Assignment: Every entry, from the first line to the last, should be output exactly.

___ Extracted records
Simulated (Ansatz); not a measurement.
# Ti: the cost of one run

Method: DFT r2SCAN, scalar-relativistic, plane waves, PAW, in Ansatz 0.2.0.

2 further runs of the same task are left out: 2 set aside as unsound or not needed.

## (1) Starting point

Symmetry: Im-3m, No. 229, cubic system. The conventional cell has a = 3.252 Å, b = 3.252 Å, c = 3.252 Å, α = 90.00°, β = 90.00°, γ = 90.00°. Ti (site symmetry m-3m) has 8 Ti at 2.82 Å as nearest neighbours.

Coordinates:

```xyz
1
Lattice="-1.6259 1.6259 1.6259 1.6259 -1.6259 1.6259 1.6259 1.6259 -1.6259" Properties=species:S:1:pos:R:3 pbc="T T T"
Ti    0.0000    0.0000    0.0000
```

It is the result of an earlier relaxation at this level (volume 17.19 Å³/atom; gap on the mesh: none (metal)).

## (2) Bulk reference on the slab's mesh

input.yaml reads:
______

Problem solution:
Simulated (Ansatz); not a measurement.
# Ti: the cost of one run

Method: DFT r2SCAN, scalar-relativistic, plane waves, PAW, in Ansatz 0.2.0.

2 further runs of the same task are left out: 2 set aside as unsound or not needed.

## (1) Starting point

Symmetry: Im-3m, No. 229, cubic system. The conventional cell has a = 3.252 Å, b = 3.252 Å, c = 3.252 Å, α = 90.00°, β = 90.00°, γ = 90.00°. Ti (site symmetry m-3m) has 8 Ti at 2.82 Å as nearest neighbours.

Coordinates:

```xyz
1
Lattice="-1.6259 1.6259 1.6259 1.6259 -1.6259 1.6259 1.6259 1.6259 -1.6259" Properties=species:S:1:pos:R:3 pbc="T T T"
Ti    0.0000    0.0000    0.0000
```

It is the result of an earlier relaxation at this level (volume 17.19 Å³/atom; gap on the mesh: none (metal)).

## (2) Bulk reference on the slab's mesh

input.yaml reads:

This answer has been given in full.